─── The data ───

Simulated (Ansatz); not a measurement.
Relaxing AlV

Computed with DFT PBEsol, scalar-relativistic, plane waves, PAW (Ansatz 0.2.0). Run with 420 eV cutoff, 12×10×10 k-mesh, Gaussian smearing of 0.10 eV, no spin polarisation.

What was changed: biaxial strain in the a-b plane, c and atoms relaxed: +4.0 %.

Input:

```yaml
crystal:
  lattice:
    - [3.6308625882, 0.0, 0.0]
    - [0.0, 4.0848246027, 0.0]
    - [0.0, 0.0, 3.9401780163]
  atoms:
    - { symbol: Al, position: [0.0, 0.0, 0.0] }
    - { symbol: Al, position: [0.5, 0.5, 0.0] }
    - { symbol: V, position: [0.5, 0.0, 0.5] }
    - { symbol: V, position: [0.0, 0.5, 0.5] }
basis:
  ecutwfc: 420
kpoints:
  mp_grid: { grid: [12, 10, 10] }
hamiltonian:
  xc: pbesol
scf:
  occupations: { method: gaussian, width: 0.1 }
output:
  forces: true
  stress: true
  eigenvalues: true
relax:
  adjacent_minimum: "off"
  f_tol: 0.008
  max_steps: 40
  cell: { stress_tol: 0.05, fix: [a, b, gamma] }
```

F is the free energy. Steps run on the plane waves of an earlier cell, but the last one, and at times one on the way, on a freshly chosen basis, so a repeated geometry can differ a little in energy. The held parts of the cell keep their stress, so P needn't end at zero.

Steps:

───

▸ Work item:
Please copy out every line shown above, exactly.

▸ Problem solution:
Simulated (Ansatz); not a measurement.
Relaxing AlV

Computed with DFT PBEsol, scalar-relativistic, plane waves, PAW (Ansatz 0.2.0). Run with 420 eV cutoff, 12×10×10 k-mesh, Gaussian smearing of 0.10 eV, no spin polarisation.

What was changed: biaxial strain in the a-b plane, c and atoms relaxed: +4.0 %.

Input:

```yaml
crystal:
  lattice:
    - [3.6308625882, 0.0, 0.0]
    - [0.0, 4.0848246027, 0.0]
    - [0.0, 0.0, 3.9401780163]
  atoms:
    - { symbol: Al, position: [0.0, 0.0, 0.0] }
    - { symbol: Al, position: [0.5, 0.5, 0.0] }
    - { symbol: V, position: [0.5, 0.0, 0.5] }
    - { symbol: V, position: [0.0, 0.5, 0.5] }
basis:
  ecutwfc: 420
kpoints:
  mp_grid: { grid: [12, 10, 10] }
hamiltonian:
  xc: pbesol
scf:
  occupations: { method: gaussian, width: 0.1 }
output:
  forces: true
  stress: true
  eigenvalues: true
relax:
  adjacent_minimum: "off"
  f_tol: 0.008
  max_steps: 40
  cell: { stress_tol: 0.05, fix: [a, b, gamma] }
```

F is the free energy. Steps run on the plane waves of an earlier cell, but the last one, and at times one on the way, on a freshly chosen basis, so a repeated geometry can differ a little in energy. The held parts of the cell keep their stress, so P needn't end at zero.

Steps:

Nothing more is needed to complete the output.